Activity
Your answer should be an exact copy of the lines from the start of the entries to the line containing "The cores are", both included.

Given records
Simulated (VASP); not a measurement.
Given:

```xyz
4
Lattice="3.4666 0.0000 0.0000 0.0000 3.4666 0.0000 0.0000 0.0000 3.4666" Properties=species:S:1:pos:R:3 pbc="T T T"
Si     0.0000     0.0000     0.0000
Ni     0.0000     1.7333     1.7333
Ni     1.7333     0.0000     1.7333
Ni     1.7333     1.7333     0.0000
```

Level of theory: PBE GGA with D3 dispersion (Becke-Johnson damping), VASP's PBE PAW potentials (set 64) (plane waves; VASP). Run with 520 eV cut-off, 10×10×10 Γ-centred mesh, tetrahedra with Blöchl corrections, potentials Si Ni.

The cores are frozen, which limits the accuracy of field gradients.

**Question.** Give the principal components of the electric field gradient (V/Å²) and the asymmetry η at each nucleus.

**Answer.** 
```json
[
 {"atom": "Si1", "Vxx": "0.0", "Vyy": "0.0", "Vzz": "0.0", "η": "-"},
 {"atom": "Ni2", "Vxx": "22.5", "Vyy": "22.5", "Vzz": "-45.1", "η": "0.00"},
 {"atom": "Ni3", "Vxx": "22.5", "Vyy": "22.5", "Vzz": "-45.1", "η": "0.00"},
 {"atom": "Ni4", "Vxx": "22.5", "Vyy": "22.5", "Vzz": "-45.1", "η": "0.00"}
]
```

Solution
Simulated (VASP); not a measurement.
Given:

```xyz
4
Lattice="3.4666 0.0000 0.0000 0.0000 3.4666 0.0000 0.0000 0.0000 3.4666" Properties=species:S:1:pos:R:3 pbc="T T T"
Si     0.0000     0.0000     0.0000
Ni     0.0000     1.7333     1.7333
Ni     1.7333     0.0000     1.7333
Ni     1.7333     1.7333     0.0000
```

Level of theory: PBE GGA with D3 dispersion (Becke-Johnson damping), VASP's PBE PAW potentials (set 64) (plane waves; VASP). Run with 520 eV cut-off, 10×10×10 Γ-centred mesh, tetrahedra with Blöchl corrections, potentials Si Ni.

The cores are frozen, which limits the accuracy of field gradients.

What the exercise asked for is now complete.